- Activity
Please copy out the entries below exactly, beginning with the line that contains "## E1 line list for Hg XLVIII" and ending with the line that contains "Level of theory: relativistic", and include nothing outside that span.

- Supplied information
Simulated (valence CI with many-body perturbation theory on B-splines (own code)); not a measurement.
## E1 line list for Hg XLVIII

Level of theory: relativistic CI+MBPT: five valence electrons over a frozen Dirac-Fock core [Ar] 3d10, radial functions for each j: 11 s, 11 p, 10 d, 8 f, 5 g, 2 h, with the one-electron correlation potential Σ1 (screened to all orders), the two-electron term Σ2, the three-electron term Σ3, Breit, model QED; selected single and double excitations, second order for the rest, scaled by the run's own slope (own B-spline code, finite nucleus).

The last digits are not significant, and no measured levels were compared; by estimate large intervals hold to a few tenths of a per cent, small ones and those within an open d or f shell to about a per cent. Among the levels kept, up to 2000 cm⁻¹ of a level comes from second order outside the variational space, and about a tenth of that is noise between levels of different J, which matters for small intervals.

- Task response
## E1 line list for Hg XLVIII

Level of theory: relativistic CI+MBPT: five valence electrons over a frozen Dirac-Fock core [Ar] 3d10, radial functions for each j: 11 s, 11 p, 10 d, 8 f, 5 g, 2 h, with the one-electron correlation potential Σ1 (screened to all orders), the two-electron term Σ2, the three-electron term Σ3, Breit, model QED; selected single and double excitations, second order for the rest, scaled by the run's own slope (own B-spline code, finite nucleus).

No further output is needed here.